### ACTION ITEM
Repeat the first line of the listing and each line after it, exactly, through the line containing "This isn't the".

__________________________________________________

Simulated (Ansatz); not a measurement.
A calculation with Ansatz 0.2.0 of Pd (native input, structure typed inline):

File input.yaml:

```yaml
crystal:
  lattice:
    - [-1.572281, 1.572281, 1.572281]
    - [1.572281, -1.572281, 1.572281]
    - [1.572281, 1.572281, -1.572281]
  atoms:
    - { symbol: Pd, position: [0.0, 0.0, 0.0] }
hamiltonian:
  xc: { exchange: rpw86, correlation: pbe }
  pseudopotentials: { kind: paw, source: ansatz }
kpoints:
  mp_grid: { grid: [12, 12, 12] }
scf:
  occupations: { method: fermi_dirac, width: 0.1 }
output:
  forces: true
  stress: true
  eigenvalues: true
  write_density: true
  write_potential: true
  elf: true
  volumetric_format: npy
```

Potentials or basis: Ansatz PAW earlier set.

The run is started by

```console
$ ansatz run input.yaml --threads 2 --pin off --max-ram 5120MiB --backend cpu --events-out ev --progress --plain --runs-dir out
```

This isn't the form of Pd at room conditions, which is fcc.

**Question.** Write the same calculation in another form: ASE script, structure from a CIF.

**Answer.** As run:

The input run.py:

__________________________________________________

### EXERCISE ANSWER
Simulated (Ansatz); not a measurement.
A calculation with Ansatz 0.2.0 of Pd (native input, structure typed inline):

File input.yaml:

```yaml
crystal:
  lattice:
    - [-1.572281, 1.572281, 1.572281]
    - [1.572281, -1.572281, 1.572281]
    - [1.572281, 1.572281, -1.572281]
  atoms:
    - { symbol: Pd, position: [0.0, 0.0, 0.0] }
hamiltonian:
  xc: { exchange: rpw86, correlation: pbe }
  pseudopotentials: { kind: paw, source: ansatz }
kpoints:
  mp_grid: { grid: [12, 12, 12] }
scf:
  occupations: { method: fermi_dirac, width: 0.1 }
output:
  forces: true
  stress: true
  eigenvalues: true
  write_density: true
  write_potential: true
  elf: true
  volumetric_format: npy
```

Potentials or basis: Ansatz PAW earlier set.

The run is started by

```console
$ ansatz run input.yaml --threads 2 --pin off --max-ram 5120MiB --backend cpu --events-out ev --progress --plain --runs-dir out
```

This isn't the form of Pd at room conditions, which is fcc.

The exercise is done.